BRIEF
Copy exactly, please, the lines of the data from its start through the line containing "Calculated, not measured".

[EXTRACTED MATERIAL — start]

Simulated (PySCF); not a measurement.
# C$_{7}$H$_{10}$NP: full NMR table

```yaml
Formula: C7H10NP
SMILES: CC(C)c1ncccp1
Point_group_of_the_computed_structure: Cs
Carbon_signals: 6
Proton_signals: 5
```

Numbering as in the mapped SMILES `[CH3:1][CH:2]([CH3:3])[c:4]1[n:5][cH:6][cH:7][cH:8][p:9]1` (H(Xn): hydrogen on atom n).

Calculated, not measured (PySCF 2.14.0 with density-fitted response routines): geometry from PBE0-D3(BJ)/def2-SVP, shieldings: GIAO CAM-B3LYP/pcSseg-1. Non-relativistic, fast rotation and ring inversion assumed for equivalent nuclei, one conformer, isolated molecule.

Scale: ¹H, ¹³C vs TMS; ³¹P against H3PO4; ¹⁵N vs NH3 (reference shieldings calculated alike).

[EXTRACTED MATERIAL — finish]

RESPONSE BOX
Simulated (PySCF); not a measurement.
# C$_{7}$H$_{10}$NP: full NMR table

```yaml
Formula: C7H10NP
SMILES: CC(C)c1ncccp1
Point_group_of_the_computed_structure: Cs
Carbon_signals: 6
Proton_signals: 5
```

Numbering as in the mapped SMILES `[CH3:1][CH:2]([CH3:3])[c:4]1[n:5][cH:6][cH:7][cH:8][p:9]1` (H(Xn): hydrogen on atom n).

Calculated, not measured (PySCF 2.14.0 with density-fitted response routines): geometry from PBE0-D3(BJ)/def2-SVP, shieldings: GIAO CAM-B3LYP/pcSseg-1. Non-relativistic, fast rotation and ring inversion assumed for equivalent nuclei, one conformer, isolated molecule.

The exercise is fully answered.